[[ Stored data, beginning ]]

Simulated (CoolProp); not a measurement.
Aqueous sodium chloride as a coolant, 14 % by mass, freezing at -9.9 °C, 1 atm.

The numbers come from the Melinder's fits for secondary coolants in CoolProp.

[[ Stored data, end ]]

* _Required action_:
Repeat the listing. Keep each line precisely as shown.

* _Worked solution_:
Simulated (CoolProp); not a measurement.
Aqueous sodium chloride as a coolant, 14 % by mass, freezing at -9.9 °C, 1 atm.

The numbers come from the Melinder's fits for secondary coolants in CoolProp.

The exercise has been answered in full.